=== Section Start ===

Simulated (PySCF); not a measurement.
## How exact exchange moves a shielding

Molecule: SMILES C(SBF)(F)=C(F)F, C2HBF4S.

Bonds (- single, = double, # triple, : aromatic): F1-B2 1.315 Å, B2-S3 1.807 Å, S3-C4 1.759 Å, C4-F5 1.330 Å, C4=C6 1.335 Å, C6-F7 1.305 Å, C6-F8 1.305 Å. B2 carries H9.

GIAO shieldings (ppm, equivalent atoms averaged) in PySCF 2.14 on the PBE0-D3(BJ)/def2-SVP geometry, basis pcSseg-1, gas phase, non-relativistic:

=== Section End ===

Each line of the material above needs to be quoted exactly, please.

• [TASK RESULT]:
Simulated (PySCF); not a measurement.
## How exact exchange moves a shielding

Molecule: SMILES C(SBF)(F)=C(F)F, C2HBF4S.

Bonds (- single, = double, # triple, : aromatic): F1-B2 1.315 Å, B2-S3 1.807 Å, S3-C4 1.759 Å, C4-F5 1.330 Å, C4=C6 1.335 Å, C6-F7 1.305 Å, C6-F8 1.305 Å. B2 carries H9.

GIAO shieldings (ppm, equivalent atoms averaged) in PySCF 2.14 on the PBE0-D3(BJ)/def2-SVP geometry, basis pcSseg-1, gas phase, non-relativistic:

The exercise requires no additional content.